BEGIN Study material

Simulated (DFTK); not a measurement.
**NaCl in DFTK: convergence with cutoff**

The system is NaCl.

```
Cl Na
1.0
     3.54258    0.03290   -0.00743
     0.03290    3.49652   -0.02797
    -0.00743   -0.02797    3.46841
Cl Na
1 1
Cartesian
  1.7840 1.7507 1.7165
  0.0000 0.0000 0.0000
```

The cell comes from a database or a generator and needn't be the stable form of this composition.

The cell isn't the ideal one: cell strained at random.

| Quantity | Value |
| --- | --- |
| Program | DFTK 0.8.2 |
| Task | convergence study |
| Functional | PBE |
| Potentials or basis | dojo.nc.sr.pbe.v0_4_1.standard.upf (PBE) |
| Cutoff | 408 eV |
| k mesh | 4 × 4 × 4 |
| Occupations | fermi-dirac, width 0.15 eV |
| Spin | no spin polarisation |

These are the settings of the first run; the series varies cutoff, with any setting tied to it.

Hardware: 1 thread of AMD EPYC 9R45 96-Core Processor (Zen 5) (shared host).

END Study material

* _Work request_:
Every record above should be written out exactly.

* _Exercise output_:
Simulated (DFTK); not a measurement.
**NaCl in DFTK: convergence with cutoff**

The system is NaCl.

```
Cl Na
1.0
     3.54258    0.03290   -0.00743
     0.03290    3.49652   -0.02797
    -0.00743   -0.02797    3.46841
Cl Na
1 1
Cartesian
  1.7840 1.7507 1.7165
  0.0000 0.0000 0.0000
```

The cell comes from a database or a generator and needn't be the stable form of this composition.

The cell isn't the ideal one: cell strained at random.

| Quantity | Value |
| --- | --- |
| Program | DFTK 0.8.2 |
| Task | convergence study |
| Functional | PBE |
| Potentials or basis | dojo.nc.sr.pbe.v0_4_1.standard.upf (PBE) |
| Cutoff | 408 eV |
| k mesh | 4 × 4 × 4 |
| Occupations | fermi-dirac, width 0.15 eV |
| Spin | no spin polarisation |

These are the settings of the first run; the series varies cutoff, with any setting tied to it.

Hardware: 1 thread of AMD EPYC 9R45 96-Core Processor (Zen 5) (shared host).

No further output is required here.